##### Dataset entries #####
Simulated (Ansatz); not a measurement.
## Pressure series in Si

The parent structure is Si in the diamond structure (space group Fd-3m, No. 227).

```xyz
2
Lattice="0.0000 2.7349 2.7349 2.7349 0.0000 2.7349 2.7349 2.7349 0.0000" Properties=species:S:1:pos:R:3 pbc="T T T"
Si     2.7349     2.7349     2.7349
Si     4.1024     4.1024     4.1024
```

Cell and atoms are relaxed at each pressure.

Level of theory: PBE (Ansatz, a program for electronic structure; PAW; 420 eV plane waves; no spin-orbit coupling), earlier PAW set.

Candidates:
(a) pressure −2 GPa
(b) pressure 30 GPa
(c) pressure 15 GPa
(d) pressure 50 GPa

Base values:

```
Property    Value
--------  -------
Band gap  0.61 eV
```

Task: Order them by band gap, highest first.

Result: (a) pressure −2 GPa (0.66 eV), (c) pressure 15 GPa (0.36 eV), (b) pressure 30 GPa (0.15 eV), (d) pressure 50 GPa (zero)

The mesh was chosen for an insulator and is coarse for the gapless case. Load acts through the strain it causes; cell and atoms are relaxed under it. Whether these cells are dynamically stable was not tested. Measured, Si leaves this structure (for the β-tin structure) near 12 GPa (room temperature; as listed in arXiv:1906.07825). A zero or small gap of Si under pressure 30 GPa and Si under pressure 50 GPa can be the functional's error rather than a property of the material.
#####

**Work instruction**
For the lines above, output exactly those from the line containing "Task: Order them by band gap, highest first." through the line containing "Result: (a) pressure", and skip the others.

**Answer box**
Task: Order them by band gap, highest first.

Result: (a) pressure −2 GPa (0.66 eV), (c) pressure 15 GPa (0.36 eV), (b) pressure 30 GPa (0.15 eV), (d) pressure 50 GPa (zero)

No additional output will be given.